== Given records ==

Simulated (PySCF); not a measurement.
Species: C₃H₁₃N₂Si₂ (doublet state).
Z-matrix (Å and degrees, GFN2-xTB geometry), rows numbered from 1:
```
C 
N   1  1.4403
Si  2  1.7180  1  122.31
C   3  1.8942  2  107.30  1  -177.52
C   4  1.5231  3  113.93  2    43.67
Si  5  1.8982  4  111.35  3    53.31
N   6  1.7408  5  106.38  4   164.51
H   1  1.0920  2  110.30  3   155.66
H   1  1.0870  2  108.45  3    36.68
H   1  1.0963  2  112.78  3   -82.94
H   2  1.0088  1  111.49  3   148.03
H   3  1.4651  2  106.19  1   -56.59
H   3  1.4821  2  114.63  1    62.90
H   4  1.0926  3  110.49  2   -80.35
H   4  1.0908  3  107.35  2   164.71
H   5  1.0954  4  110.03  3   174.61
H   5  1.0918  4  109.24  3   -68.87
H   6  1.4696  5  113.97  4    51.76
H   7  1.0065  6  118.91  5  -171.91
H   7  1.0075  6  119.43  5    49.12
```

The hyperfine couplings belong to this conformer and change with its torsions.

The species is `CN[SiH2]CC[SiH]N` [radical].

===

▸ **Work order**: Through the line that holds "The hyperfine couplings", repeat the material above exactly, starting at its first line.

▸ **Answer box**:
Simulated (PySCF); not a measurement.
Species: C₃H₁₃N₂Si₂ (doublet state).
Z-matrix (Å and degrees, GFN2-xTB geometry), rows numbered from 1:
```
C 
N   1  1.4403
Si  2  1.7180  1  122.31
C   3  1.8942  2  107.30  1  -177.52
C   4  1.5231  3  113.93  2    43.67
Si  5  1.8982  4  111.35  3    53.31
N   6  1.7408  5  106.38  4   164.51
H   1  1.0920  2  110.30  3   155.66
H   1  1.0870  2  108.45  3    36.68
H   1  1.0963  2  112.78  3   -82.94
H   2  1.0088  1  111.49  3   148.03
H   3  1.4651  2  106.19  1   -56.59
H   3  1.4821  2  114.63  1    62.90
H   4  1.0926  3  110.49  2   -80.35
H   4  1.0908  3  107.35  2   164.71
H   5  1.0954  4  110.03  3   174.61
H   5  1.0918  4  109.24  3   -68.87
H   6  1.4696  5  113.97  4    51.76
H   7  1.0065  6  118.91  5  -171.91
H   7  1.0075  6  119.43  5    49.12
```

The hyperfine couplings belong to this conformer and change with its torsions.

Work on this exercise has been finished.